◆ AVAILABLE DATA:
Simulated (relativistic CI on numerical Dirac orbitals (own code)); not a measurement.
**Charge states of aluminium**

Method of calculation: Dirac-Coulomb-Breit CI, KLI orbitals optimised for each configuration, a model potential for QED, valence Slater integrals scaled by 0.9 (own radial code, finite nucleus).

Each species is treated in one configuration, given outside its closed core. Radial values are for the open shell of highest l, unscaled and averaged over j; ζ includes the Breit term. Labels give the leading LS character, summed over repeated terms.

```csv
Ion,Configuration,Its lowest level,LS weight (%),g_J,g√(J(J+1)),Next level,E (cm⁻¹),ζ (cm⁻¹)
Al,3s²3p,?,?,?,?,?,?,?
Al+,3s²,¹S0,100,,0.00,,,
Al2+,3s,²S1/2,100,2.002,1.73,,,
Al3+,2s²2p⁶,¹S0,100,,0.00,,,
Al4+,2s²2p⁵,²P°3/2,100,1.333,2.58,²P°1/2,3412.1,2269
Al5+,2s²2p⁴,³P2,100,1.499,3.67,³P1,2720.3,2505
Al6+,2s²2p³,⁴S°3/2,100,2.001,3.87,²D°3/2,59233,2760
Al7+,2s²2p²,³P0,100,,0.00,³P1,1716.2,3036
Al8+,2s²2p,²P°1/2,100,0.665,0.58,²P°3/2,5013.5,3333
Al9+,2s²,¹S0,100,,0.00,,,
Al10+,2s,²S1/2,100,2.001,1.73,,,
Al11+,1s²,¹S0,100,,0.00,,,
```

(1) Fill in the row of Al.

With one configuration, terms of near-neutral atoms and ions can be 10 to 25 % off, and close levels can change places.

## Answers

◆ WORK TASK:
Without omitting anything, output the data verbatim.

◆ PROBLEM SOLUTION:
Simulated (relativistic CI on numerical Dirac orbitals (own code)); not a measurement.
**Charge states of aluminium**

Method of calculation: Dirac-Coulomb-Breit CI, KLI orbitals optimised for each configuration, a model potential for QED, valence Slater integrals scaled by 0.9 (own radial code, finite nucleus).

Each species is treated in one configuration, given outside its closed core. Radial values are for the open shell of highest l, unscaled and averaged over j; ζ includes the Breit term. Labels give the leading LS character, summed over repeated terms.

```csv
Ion,Configuration,Its lowest level,LS weight (%),g_J,g√(J(J+1)),Next level,E (cm⁻¹),ζ (cm⁻¹)
Al,3s²3p,?,?,?,?,?,?,?
Al+,3s²,¹S0,100,,0.00,,,
Al2+,3s,²S1/2,100,2.002,1.73,,,
Al3+,2s²2p⁶,¹S0,100,,0.00,,,
Al4+,2s²2p⁵,²P°3/2,100,1.333,2.58,²P°1/2,3412.1,2269
Al5+,2s²2p⁴,³P2,100,1.499,3.67,³P1,2720.3,2505
Al6+,2s²2p³,⁴S°3/2,100,2.001,3.87,²D°3/2,59233,2760
Al7+,2s²2p²,³P0,100,,0.00,³P1,1716.2,3036
Al8+,2s²2p,²P°1/2,100,0.665,0.58,²P°3/2,5013.5,3333
Al9+,2s²,¹S0,100,,0.00,,,
Al10+,2s,²S1/2,100,2.001,1.73,,,
Al11+,1s²,¹S0,100,,0.00,,,
```

(1) Fill in the row of Al.

With one configuration, terms of near-neutral atoms and ions can be 10 to 25 % off, and close levels can change places.

## Answers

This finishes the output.